=======

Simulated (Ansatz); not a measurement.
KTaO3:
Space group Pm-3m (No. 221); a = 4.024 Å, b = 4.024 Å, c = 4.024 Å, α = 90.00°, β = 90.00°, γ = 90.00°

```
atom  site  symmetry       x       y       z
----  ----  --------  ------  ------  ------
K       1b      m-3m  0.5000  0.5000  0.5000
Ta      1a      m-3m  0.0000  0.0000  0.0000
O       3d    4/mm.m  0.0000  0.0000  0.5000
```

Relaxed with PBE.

=======

With no line skipped, output the listing in full.

Simulated (Ansatz); not a measurement.
KTaO3:
Space group Pm-3m (No. 221); a = 4.024 Å, b = 4.024 Å, c = 4.024 Å, α = 90.00°, β = 90.00°, γ = 90.00°

```
atom  site  symmetry       x       y       z
----  ----  --------  ------  ------  ------
K       1b      m-3m  0.5000  0.5000  0.5000
Ta      1a      m-3m  0.0000  0.0000  0.0000
O       3d    4/mm.m  0.0000  0.0000  0.5000
```

Relaxed with PBE.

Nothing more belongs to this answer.